◆ THE DATA
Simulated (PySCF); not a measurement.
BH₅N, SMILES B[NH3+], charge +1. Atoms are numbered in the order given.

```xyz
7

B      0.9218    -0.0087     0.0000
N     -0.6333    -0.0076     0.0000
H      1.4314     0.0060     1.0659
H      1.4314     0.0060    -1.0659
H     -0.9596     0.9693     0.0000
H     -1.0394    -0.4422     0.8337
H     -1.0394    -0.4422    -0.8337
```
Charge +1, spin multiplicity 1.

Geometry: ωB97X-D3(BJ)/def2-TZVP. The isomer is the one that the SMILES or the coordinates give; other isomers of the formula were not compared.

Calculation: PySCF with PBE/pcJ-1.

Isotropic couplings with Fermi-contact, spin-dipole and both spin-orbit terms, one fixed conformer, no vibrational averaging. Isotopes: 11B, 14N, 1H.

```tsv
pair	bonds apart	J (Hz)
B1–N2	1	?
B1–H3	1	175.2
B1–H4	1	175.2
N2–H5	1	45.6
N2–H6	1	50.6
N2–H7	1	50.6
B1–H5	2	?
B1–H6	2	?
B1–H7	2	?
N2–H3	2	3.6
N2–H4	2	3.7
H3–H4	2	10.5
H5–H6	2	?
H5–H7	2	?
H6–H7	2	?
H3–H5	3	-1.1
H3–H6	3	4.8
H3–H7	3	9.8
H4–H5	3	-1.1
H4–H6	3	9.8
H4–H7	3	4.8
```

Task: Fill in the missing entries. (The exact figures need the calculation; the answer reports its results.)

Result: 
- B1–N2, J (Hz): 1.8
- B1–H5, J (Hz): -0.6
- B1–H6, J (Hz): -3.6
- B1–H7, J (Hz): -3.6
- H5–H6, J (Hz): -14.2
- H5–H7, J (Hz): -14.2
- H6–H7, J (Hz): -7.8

◆ WORK TASK
All lines above from the one containing "Isotropic couplings with" to the one containing "- H5–H7, J (Hz): -14.2" must be repeated exactly, both lines included, and no others.

◆ WRITTEN REPLY
Isotropic couplings with Fermi-contact, spin-dipole and both spin-orbit terms, one fixed conformer, no vibrational averaging. Isotopes: 11B, 14N, 1H.

```tsv
pair	bonds apart	J (Hz)
B1–N2	1	?
B1–H3	1	175.2
B1–H4	1	175.2
N2–H5	1	45.6
N2–H6	1	50.6
N2–H7	1	50.6
B1–H5	2	?
B1–H6	2	?
B1–H7	2	?
N2–H3	2	3.6
N2–H4	2	3.7
H3–H4	2	10.5
H5–H6	2	?
H5–H7	2	?
H6–H7	2	?
H3–H5	3	-1.1
H3–H6	3	4.8
H3–H7	3	9.8
H4–H5	3	-1.1
H4–H6	3	9.8
H4–H7	3	4.8
```

Task: Fill in the missing entries. (The exact figures need the calculation; the answer reports its results.)

Result: 
- B1–N2, J (Hz): 1.8
- B1–H5, J (Hz): -0.6
- B1–H6, J (Hz): -3.6
- B1–H7, J (Hz): -3.6
- H5–H6, J (Hz): -14.2
- H5–H7, J (Hz): -14.2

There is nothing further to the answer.